WORK ITEM: Of the lines below, write out exactly those from the line with "VASP 6.6.1 |" through the line with "Over 16 steps", both included, and skip the rest.

RECORDED DATA:
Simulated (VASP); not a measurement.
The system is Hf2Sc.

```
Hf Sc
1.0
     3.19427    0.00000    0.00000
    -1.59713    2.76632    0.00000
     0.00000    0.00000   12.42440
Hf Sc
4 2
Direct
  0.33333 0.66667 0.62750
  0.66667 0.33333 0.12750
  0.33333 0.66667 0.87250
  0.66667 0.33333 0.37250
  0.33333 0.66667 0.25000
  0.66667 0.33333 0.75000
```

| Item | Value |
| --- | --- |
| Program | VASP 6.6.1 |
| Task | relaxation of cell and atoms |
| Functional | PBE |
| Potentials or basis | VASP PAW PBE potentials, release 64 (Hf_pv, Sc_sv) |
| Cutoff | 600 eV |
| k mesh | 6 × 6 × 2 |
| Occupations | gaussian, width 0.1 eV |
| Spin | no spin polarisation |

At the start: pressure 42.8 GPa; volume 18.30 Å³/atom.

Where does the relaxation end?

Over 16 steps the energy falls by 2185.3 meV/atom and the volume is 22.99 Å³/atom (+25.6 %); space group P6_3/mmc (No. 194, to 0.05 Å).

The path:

TASK SOLUTION:
| Program | VASP 6.6.1 |
| Task | relaxation of cell and atoms |
| Functional | PBE |
| Potentials or basis | VASP PAW PBE potentials, release 64 (Hf_pv, Sc_sv) |
| Cutoff | 600 eV |
| k mesh | 6 × 6 × 2 |
| Occupations | gaussian, width 0.1 eV |
| Spin | no spin polarisation |

At the start: pressure 42.8 GPa; volume 18.30 Å³/atom.

Where does the relaxation end?

Over 16 steps the energy falls by 2185.3 meV/atom and the volume is 22.99 Å³/atom (+25.6 %); space group P6_3/mmc (No. 194, to 0.05 Å).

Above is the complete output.